Work request —
In full and word for word, print the data below.

____ Dataset

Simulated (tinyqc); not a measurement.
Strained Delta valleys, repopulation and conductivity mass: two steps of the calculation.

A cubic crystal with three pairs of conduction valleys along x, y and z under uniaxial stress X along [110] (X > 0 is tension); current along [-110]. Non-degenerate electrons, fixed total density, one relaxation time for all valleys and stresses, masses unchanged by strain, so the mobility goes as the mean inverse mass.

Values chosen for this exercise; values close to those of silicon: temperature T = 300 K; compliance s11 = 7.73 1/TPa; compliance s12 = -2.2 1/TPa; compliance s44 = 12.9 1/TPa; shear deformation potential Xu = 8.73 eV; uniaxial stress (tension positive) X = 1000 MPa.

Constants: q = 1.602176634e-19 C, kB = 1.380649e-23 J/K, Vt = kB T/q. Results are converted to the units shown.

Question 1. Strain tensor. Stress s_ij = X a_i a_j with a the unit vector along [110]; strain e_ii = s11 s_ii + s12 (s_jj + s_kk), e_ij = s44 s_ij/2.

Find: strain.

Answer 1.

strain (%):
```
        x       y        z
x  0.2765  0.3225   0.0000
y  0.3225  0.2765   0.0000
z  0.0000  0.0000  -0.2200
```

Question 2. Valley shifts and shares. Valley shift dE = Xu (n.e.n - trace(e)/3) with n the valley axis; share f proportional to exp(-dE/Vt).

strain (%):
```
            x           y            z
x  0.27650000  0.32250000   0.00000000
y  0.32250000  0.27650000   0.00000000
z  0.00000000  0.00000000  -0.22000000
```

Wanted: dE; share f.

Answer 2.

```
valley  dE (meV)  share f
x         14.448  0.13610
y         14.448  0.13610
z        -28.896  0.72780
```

________

Your solution —
Simulated (tinyqc); not a measurement.
Strained Delta valleys, repopulation and conductivity mass: two steps of the calculation.

A cubic crystal with three pairs of conduction valleys along x, y and z under uniaxial stress X along [110] (X > 0 is tension); current along [-110]. Non-degenerate electrons, fixed total density, one relaxation time for all valleys and stresses, masses unchanged by strain, so the mobility goes as the mean inverse mass.

Values chosen for this exercise; values close to those of silicon: temperature T = 300 K; compliance s11 = 7.73 1/TPa; compliance s12 = -2.2 1/TPa; compliance s44 = 12.9 1/TPa; shear deformation potential Xu = 8.73 eV; uniaxial stress (tension positive) X = 1000 MPa.

Constants: q = 1.602176634e-19 C, kB = 1.380649e-23 J/K, Vt = kB T/q. Results are converted to the units shown.

Question 1. Strain tensor. Stress s_ij = X a_i a_j with a the unit vector along [110]; strain e_ii = s11 s_ii + s12 (s_jj + s_kk), e_ij = s44 s_ij/2.

Find: strain.

Answer 1.

strain (%):
```
        x       y        z
x  0.2765  0.3225   0.0000
y  0.3225  0.2765   0.0000
z  0.0000  0.0000  -0.2200
```

Question 2. Valley shifts and shares. Valley shift dE = Xu (n.e.n - trace(e)/3) with n the valley axis; share f proportional to exp(-dE/Vt).

strain (%):
```
            x           y            z
x  0.27650000  0.32250000   0.00000000
y  0.32250000  0.27650000   0.00000000
z  0.00000000  0.00000000  -0.22000000
```

Wanted: dE; share f.

Answer 2.

```
valley  dE (meV)  share f
x         14.448  0.13610
y         14.448  0.13610
z        -28.896  0.72780
```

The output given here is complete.